───── Information given ─────
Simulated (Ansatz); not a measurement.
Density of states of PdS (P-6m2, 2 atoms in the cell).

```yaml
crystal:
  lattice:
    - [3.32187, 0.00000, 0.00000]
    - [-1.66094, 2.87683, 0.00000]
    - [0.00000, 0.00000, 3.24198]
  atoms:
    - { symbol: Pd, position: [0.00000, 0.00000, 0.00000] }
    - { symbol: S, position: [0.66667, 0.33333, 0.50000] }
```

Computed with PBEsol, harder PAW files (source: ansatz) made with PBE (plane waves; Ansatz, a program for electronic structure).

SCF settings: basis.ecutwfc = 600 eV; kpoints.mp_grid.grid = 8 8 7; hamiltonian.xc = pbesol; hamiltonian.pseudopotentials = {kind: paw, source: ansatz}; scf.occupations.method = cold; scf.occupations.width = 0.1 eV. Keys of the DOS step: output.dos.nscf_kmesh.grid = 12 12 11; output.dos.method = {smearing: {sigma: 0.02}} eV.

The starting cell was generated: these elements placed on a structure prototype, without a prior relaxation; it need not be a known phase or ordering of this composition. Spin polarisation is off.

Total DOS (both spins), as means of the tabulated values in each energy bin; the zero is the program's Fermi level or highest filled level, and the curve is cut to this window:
─────

> _Work task_: Only the lines from the beginning of the entries through the line bearing "Computed with PBEsol, harder" should be returned, each exactly as written.

> _Problem solution_:
Simulated (Ansatz); not a measurement.
Density of states of PdS (P-6m2, 2 atoms in the cell).

```yaml
crystal:
  lattice:
    - [3.32187, 0.00000, 0.00000]
    - [-1.66094, 2.87683, 0.00000]
    - [0.00000, 0.00000, 3.24198]
  atoms:
    - { symbol: Pd, position: [0.00000, 0.00000, 0.00000] }
    - { symbol: S, position: [0.66667, 0.33333, 0.50000] }
```

Computed with PBEsol, harder PAW files (source: ansatz) made with PBE (plane waves; Ansatz, a program for electronic structure).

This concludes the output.